____ Provided records

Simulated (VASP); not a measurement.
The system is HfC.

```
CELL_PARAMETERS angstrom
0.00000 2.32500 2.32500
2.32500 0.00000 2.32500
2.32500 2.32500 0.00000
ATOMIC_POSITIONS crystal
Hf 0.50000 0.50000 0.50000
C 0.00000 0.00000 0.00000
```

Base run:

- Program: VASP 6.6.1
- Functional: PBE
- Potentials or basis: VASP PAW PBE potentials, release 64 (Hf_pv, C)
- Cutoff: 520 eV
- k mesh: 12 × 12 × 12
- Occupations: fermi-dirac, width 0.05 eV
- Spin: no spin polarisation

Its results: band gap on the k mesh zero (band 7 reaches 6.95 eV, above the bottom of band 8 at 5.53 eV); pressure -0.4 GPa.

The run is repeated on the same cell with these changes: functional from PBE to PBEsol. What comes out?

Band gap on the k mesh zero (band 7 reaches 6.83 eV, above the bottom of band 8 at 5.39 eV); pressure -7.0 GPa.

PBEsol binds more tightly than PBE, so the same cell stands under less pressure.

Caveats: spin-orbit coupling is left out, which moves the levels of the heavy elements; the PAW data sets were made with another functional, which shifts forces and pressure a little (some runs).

________

• **Assignment**
The required output is the exact run of lines from the beginning of the listing above to the line that contains "- Potentials or", inclusive of both.

• **Task solution**
Simulated (VASP); not a measurement.
The system is HfC.

```
CELL_PARAMETERS angstrom
0.00000 2.32500 2.32500
2.32500 0.00000 2.32500
2.32500 2.32500 0.00000
ATOMIC_POSITIONS crystal
Hf 0.50000 0.50000 0.50000
C 0.00000 0.00000 0.00000
```

Base run:

- Program: VASP 6.6.1
- Functional: PBE
- Potentials or basis: VASP PAW PBE potentials, release 64 (Hf_pv, C)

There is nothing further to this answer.